* * * * * * * * *

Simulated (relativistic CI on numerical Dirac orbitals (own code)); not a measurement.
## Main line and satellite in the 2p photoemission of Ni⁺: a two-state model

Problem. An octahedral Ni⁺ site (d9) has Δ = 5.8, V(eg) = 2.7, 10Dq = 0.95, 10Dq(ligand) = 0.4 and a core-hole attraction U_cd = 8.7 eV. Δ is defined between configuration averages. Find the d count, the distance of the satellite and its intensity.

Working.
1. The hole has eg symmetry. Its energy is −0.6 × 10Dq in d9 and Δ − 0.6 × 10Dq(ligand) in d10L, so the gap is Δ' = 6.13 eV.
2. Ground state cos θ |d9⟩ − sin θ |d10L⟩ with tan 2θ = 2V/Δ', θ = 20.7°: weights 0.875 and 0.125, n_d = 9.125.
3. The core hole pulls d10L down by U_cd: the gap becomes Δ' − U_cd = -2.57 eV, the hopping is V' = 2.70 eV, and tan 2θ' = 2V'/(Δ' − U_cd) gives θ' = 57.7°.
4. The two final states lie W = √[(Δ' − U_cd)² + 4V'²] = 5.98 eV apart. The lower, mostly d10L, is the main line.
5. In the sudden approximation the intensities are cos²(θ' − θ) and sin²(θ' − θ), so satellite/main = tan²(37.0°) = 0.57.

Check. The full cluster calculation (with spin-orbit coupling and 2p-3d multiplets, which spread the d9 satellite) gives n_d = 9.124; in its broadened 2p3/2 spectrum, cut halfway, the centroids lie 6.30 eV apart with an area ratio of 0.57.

* * * * * * * * *

Going down from the first line of the entries above, restate each line word for word until the line holding "5. In the sudden" is done.

**Expected answer**.
Simulated (relativistic CI on numerical Dirac orbitals (own code)); not a measurement.
## Main line and satellite in the 2p photoemission of Ni⁺: a two-state model

Problem. An octahedral Ni⁺ site (d9) has Δ = 5.8, V(eg) = 2.7, 10Dq = 0.95, 10Dq(ligand) = 0.4 and a core-hole attraction U_cd = 8.7 eV. Δ is defined between configuration averages. Find the d count, the distance of the satellite and its intensity.

Working.
1. The hole has eg symmetry. Its energy is −0.6 × 10Dq in d9 and Δ − 0.6 × 10Dq(ligand) in d10L, so the gap is Δ' = 6.13 eV.
2. Ground state cos θ |d9⟩ − sin θ |d10L⟩ with tan 2θ = 2V/Δ', θ = 20.7°: weights 0.875 and 0.125, n_d = 9.125.
3. The core hole pulls d10L down by U_cd: the gap becomes Δ' − U_cd = -2.57 eV, the hopping is V' = 2.70 eV, and tan 2θ' = 2V'/(Δ' − U_cd) gives θ' = 57.7°.
4. The two final states lie W = √[(Δ' − U_cd)² + 4V'²] = 5.98 eV apart. The lower, mostly d10L, is the main line.
5. In the sudden approximation the intensities are cos²(θ' − θ) and sin²(θ' − θ), so satellite/main = tan²(37.0°) = 0.57.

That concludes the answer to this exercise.